Work request: Reproduce the data below word for word.

Record excerpts:
%%

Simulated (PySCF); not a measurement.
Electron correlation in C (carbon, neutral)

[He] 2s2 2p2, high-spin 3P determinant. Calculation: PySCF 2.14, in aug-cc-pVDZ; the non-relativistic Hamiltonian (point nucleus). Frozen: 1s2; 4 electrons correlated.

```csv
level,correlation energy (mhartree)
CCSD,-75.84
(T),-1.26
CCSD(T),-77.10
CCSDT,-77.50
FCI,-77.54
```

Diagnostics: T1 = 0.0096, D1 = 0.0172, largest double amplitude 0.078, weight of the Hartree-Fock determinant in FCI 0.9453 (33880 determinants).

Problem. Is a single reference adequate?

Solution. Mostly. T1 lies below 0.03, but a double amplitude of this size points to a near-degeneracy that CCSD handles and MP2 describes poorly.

%%

Written answer:
Simulated (PySCF); not a measurement.
Electron correlation in C (carbon, neutral)

[He] 2s2 2p2, high-spin 3P determinant. Calculation: PySCF 2.14, in aug-cc-pVDZ; the non-relativistic Hamiltonian (point nucleus). Frozen: 1s2; 4 electrons correlated.

```csv
level,correlation energy (mhartree)
CCSD,-75.84
(T),-1.26
CCSD(T),-77.10
CCSDT,-77.50
FCI,-77.54
```

Diagnostics: T1 = 0.0096, D1 = 0.0172, largest double amplitude 0.078, weight of the Hartree-Fock determinant in FCI 0.9453 (33880 determinants).

Problem. Is a single reference adequate?

Solution. Mostly. T1 lies below 0.03, but a double amplitude of this size points to a near-degeneracy that CCSD handles and MP2 describes poorly.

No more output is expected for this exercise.